SUPPLIED INFORMATION -
-------------------------

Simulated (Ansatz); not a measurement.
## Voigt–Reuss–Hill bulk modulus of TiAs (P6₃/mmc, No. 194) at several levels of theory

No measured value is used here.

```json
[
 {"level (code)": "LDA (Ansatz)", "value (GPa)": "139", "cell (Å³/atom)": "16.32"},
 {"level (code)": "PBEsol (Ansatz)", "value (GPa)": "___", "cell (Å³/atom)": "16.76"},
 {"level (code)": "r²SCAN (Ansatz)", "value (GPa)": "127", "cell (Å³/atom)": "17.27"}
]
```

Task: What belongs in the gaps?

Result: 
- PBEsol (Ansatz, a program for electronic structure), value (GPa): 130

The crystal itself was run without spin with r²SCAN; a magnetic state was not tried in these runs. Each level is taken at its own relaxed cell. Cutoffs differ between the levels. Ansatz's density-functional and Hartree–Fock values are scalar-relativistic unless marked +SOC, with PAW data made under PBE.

-------------------------

ASSIGNED TASK - An exact copy of all the entries is the required answer.

RESULT -
Simulated (Ansatz); not a measurement.
## Voigt–Reuss–Hill bulk modulus of TiAs (P6₃/mmc, No. 194) at several levels of theory

No measured value is used here.

```json
[
 {"level (code)": "LDA (Ansatz)", "value (GPa)": "139", "cell (Å³/atom)": "16.32"},
 {"level (code)": "PBEsol (Ansatz)", "value (GPa)": "___", "cell (Å³/atom)": "16.76"},
 {"level (code)": "r²SCAN (Ansatz)", "value (GPa)": "127", "cell (Å³/atom)": "17.27"}
]
```

Task: What belongs in the gaps?

Result: 
- PBEsol (Ansatz, a program for electronic structure), value (GPa): 130

The crystal itself was run without spin with r²SCAN; a magnetic state was not tried in these runs. Each level is taken at its own relaxed cell. Cutoffs differ between the levels. Ansatz's density-functional and Hartree–Fock values are scalar-relativistic unless marked +SOC, with PAW data made under PBE.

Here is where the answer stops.